== Dataset ==
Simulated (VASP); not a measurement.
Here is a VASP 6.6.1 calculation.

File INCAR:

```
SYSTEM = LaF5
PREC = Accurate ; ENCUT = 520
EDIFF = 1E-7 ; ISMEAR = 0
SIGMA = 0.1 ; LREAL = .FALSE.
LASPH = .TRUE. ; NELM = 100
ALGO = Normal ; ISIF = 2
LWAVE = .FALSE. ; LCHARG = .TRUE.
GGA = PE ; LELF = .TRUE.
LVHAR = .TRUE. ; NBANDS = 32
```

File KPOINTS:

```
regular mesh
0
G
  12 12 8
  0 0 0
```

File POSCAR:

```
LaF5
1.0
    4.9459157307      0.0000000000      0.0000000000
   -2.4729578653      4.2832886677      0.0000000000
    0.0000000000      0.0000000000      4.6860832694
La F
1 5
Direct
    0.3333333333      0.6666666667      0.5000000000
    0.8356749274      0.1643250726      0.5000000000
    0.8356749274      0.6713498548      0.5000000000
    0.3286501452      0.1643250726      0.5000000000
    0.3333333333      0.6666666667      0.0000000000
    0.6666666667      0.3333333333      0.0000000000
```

== Work order ==
Set down the data in full, word for word.

== Task output ==
Simulated (VASP); not a measurement.
Here is a VASP 6.6.1 calculation.

File INCAR:

```
SYSTEM = LaF5
PREC = Accurate ; ENCUT = 520
EDIFF = 1E-7 ; ISMEAR = 0
SIGMA = 0.1 ; LREAL = .FALSE.
LASPH = .TRUE. ; NELM = 100
ALGO = Normal ; ISIF = 2
LWAVE = .FALSE. ; LCHARG = .TRUE.
GGA = PE ; LELF = .TRUE.
LVHAR = .TRUE. ; NBANDS = 32
```

File KPOINTS:

```
regular mesh
0
G
  12 12 8
  0 0 0
```

File POSCAR:

```
LaF5
1.0
    4.9459157307      0.0000000000      0.0000000000
   -2.4729578653      4.2832886677      0.0000000000
    0.0000000000      0.0000000000      4.6860832694
La F
1 5
Direct
    0.3333333333      0.6666666667      0.5000000000
    0.8356749274      0.1643250726      0.5000000000
    0.8356749274      0.6713498548      0.5000000000
    0.3286501452      0.1643250726      0.5000000000
    0.3333333333      0.6666666667      0.0000000000
    0.6666666667      0.3333333333      0.0000000000
```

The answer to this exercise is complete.